> **Requirement**: Would you reproduce, without any alteration, the lines from the opening line of the entries through the line that has "The line misses" in it?

———

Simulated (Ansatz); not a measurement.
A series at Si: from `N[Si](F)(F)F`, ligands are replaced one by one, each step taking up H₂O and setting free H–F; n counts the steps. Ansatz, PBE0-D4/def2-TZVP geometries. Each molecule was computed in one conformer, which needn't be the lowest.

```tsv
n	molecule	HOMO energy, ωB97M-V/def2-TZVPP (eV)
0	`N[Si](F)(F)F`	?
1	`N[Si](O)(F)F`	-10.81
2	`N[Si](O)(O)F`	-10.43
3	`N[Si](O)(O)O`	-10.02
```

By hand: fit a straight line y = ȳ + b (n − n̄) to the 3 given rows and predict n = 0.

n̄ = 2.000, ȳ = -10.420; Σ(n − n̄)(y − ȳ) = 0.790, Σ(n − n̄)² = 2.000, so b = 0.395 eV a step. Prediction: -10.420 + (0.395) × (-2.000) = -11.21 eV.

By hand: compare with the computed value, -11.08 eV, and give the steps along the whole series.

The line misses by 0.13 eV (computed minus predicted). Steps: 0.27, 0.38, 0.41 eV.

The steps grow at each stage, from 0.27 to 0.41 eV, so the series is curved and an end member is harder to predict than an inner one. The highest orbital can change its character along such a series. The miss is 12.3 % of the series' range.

———

> **Reply**:
Simulated (Ansatz); not a measurement.
A series at Si: from `N[Si](F)(F)F`, ligands are replaced one by one, each step taking up H₂O and setting free H–F; n counts the steps. Ansatz, PBE0-D4/def2-TZVP geometries. Each molecule was computed in one conformer, which needn't be the lowest.

```tsv
n	molecule	HOMO energy, ωB97M-V/def2-TZVPP (eV)
0	`N[Si](F)(F)F`	?
1	`N[Si](O)(F)F`	-10.81
2	`N[Si](O)(O)F`	-10.43
3	`N[Si](O)(O)O`	-10.02
```

By hand: fit a straight line y = ȳ + b (n − n̄) to the 3 given rows and predict n = 0.

n̄ = 2.000, ȳ = -10.420; Σ(n − n̄)(y − ȳ) = 0.790, Σ(n − n̄)² = 2.000, so b = 0.395 eV a step. Prediction: -10.420 + (0.395) × (-2.000) = -11.21 eV.

By hand: compare with the computed value, -11.08 eV, and give the steps along the whole series.

The line misses by 0.13 eV (computed minus predicted). Steps: 0.27, 0.38, 0.41 eV.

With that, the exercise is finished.